» EXERCISE:
Lines to restate from the data below: from the one containing "Caveats: the PAW" to the one containing "A k mesh can", both included. Give them again exactly, and only them.

» SUPPLIED INFORMATION:
• • • • •

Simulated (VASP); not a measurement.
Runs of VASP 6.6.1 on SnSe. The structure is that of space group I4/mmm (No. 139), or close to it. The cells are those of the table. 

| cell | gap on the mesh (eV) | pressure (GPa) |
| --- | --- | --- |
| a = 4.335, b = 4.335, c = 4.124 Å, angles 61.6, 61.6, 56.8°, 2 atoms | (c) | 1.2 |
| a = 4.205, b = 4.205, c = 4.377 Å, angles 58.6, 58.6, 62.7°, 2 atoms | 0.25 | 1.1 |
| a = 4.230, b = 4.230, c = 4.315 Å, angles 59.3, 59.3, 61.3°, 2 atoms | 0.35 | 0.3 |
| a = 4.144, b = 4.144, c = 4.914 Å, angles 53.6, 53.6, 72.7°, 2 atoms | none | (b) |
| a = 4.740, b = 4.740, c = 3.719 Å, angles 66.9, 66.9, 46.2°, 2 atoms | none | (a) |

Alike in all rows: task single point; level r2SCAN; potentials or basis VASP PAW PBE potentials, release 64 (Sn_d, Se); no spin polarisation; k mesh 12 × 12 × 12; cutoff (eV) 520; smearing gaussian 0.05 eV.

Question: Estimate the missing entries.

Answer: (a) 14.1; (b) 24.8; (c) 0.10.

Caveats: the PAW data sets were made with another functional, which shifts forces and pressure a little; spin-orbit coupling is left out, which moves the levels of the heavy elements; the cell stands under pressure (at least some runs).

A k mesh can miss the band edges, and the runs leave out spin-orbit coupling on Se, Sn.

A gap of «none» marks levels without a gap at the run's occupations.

• • • • •

» YOUR RESPONSE:
Caveats: the PAW data sets were made with another functional, which shifts forces and pressure a little; spin-orbit coupling is left out, which moves the levels of the heavy elements; the cell stands under pressure (at least some runs).

A k mesh can miss the band edges, and the runs leave out spin-orbit coupling on Se, Sn.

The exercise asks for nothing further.